* _Work task_:
Would you print out every entry exactly as given?

________________________________________
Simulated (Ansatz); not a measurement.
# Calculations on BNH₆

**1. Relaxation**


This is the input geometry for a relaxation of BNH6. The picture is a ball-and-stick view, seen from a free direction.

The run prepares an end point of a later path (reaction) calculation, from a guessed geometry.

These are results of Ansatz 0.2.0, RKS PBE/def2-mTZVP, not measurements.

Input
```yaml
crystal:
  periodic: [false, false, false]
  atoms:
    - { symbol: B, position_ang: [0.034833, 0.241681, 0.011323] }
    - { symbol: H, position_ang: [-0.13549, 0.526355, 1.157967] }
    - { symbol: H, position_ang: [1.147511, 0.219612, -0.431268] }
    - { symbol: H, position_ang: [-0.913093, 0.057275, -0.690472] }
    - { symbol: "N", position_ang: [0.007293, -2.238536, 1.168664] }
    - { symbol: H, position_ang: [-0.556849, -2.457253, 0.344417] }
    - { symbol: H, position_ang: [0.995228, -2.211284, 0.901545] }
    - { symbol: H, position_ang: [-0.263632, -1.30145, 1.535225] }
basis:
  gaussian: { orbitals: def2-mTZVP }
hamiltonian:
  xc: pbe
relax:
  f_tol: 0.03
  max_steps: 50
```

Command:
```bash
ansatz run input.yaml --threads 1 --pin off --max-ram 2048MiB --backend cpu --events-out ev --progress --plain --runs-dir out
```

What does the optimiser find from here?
________________________________________

* _Worked solution_:
Simulated (Ansatz); not a measurement.
# Calculations on BNH₆

**1. Relaxation**


This is the input geometry for a relaxation of BNH6. The picture is a ball-and-stick view, seen from a free direction.

The run prepares an end point of a later path (reaction) calculation, from a guessed geometry.

These are results of Ansatz 0.2.0, RKS PBE/def2-mTZVP, not measurements.

Input
```yaml
crystal:
  periodic: [false, false, false]
  atoms:
    - { symbol: B, position_ang: [0.034833, 0.241681, 0.011323] }
    - { symbol: H, position_ang: [-0.13549, 0.526355, 1.157967] }
    - { symbol: H, position_ang: [1.147511, 0.219612, -0.431268] }
    - { symbol: H, position_ang: [-0.913093, 0.057275, -0.690472] }
    - { symbol: "N", position_ang: [0.007293, -2.238536, 1.168664] }
    - { symbol: H, position_ang: [-0.556849, -2.457253, 0.344417] }
    - { symbol: H, position_ang: [0.995228, -2.211284, 0.901545] }
    - { symbol: H, position_ang: [-0.263632, -1.30145, 1.535225] }
basis:
  gaussian: { orbitals: def2-mTZVP }
hamiltonian:
  xc: pbe
relax:
  f_tol: 0.03
  max_steps: 50
```

Command:
```bash
ansatz run input.yaml --threads 1 --pin off --max-ram 2048MiB --backend cpu --events-out ev --progress --plain --runs-dir out
```

What does the optimiser find from here?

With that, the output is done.